*Work task*:
The entries shown below should be output exactly as they appear.

Start of Extracted material

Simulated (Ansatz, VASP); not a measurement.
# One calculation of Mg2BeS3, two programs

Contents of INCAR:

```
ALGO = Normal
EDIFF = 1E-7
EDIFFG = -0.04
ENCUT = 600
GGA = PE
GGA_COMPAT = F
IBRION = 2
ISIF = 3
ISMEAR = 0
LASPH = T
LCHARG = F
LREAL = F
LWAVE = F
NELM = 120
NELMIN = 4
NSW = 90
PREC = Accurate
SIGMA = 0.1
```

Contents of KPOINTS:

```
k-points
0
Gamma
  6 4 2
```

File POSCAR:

End of Extracted material

*Worked solution*:
Simulated (Ansatz, VASP); not a measurement.
# One calculation of Mg2BeS3, two programs

Contents of INCAR:

```
ALGO = Normal
EDIFF = 1E-7
EDIFFG = -0.04
ENCUT = 600
GGA = PE
GGA_COMPAT = F
IBRION = 2
ISIF = 3
ISMEAR = 0
LASPH = T
LCHARG = F
LREAL = F
LWAVE = F
NELM = 120
NELMIN = 4
NSW = 90
PREC = Accurate
SIGMA = 0.1
```

Contents of KPOINTS:

```
k-points
0
Gamma
  6 4 2
```

File POSCAR:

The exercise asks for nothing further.